EXERCISE: Write out every entry in full. Leave nothing out.

'''

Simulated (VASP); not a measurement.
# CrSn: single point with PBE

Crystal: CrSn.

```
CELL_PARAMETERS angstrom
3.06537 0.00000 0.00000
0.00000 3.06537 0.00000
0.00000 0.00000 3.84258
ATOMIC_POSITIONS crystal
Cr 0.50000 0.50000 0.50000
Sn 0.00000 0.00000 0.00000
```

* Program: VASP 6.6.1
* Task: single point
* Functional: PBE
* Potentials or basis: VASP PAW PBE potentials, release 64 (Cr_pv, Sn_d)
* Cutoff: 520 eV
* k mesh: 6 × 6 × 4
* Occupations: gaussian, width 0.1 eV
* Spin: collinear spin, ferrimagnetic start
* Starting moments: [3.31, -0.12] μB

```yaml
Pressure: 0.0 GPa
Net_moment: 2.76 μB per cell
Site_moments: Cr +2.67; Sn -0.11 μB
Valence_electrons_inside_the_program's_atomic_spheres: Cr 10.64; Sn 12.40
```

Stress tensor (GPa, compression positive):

'''

WRITTEN RESPONSE:
Simulated (VASP); not a measurement.
# CrSn: single point with PBE

Crystal: CrSn.

```
CELL_PARAMETERS angstrom
3.06537 0.00000 0.00000
0.00000 3.06537 0.00000
0.00000 0.00000 3.84258
ATOMIC_POSITIONS crystal
Cr 0.50000 0.50000 0.50000
Sn 0.00000 0.00000 0.00000
```

* Program: VASP 6.6.1
* Task: single point
* Functional: PBE
* Potentials or basis: VASP PAW PBE potentials, release 64 (Cr_pv, Sn_d)
* Cutoff: 520 eV
* k mesh: 6 × 6 × 4
* Occupations: gaussian, width 0.1 eV
* Spin: collinear spin, ferrimagnetic start
* Starting moments: [3.31, -0.12] μB

```yaml
Pressure: 0.0 GPa
Net_moment: 2.76 μB per cell
Site_moments: Cr +2.67; Sn -0.11 μB
Valence_electrons_inside_the_program's_atomic_spheres: Cr 10.64; Sn 12.40
```

Stress tensor (GPa, compression positive):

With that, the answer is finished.